Work order: Write out all of the entries, matching the original exactly.

Extracted entries:
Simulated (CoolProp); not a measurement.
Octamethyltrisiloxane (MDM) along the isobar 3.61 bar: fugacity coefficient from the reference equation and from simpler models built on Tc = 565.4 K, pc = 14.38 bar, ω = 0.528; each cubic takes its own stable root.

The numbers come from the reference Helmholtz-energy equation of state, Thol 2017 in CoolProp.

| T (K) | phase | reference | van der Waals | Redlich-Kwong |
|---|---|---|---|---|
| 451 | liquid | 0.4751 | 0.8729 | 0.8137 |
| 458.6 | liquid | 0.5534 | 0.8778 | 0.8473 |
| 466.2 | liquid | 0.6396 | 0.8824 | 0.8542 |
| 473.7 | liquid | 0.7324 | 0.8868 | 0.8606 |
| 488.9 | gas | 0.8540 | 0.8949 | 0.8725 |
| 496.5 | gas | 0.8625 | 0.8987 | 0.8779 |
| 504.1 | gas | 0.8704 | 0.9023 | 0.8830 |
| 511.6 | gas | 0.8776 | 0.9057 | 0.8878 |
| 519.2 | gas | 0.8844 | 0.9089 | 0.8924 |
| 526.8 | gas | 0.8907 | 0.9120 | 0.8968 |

Task output:
Simulated (CoolProp); not a measurement.
Octamethyltrisiloxane (MDM) along the isobar 3.61 bar: fugacity coefficient from the reference equation and from simpler models built on Tc = 565.4 K, pc = 14.38 bar, ω = 0.528; each cubic takes its own stable root.

The numbers come from the reference Helmholtz-energy equation of state, Thol 2017 in CoolProp.

| T (K) | phase | reference | van der Waals | Redlich-Kwong |
|---|---|---|---|---|
| 451 | liquid | 0.4751 | 0.8729 | 0.8137 |
| 458.6 | liquid | 0.5534 | 0.8778 | 0.8473 |
| 466.2 | liquid | 0.6396 | 0.8824 | 0.8542 |
| 473.7 | liquid | 0.7324 | 0.8868 | 0.8606 |
| 488.9 | gas | 0.8540 | 0.8949 | 0.8725 |
| 496.5 | gas | 0.8625 | 0.8987 | 0.8779 |
| 504.1 | gas | 0.8704 | 0.9023 | 0.8830 |
| 511.6 | gas | 0.8776 | 0.9057 | 0.8878 |
| 519.2 | gas | 0.8844 | 0.9089 | 0.8924 |
| 526.8 | gas | 0.8907 | 0.9120 | 0.8968 |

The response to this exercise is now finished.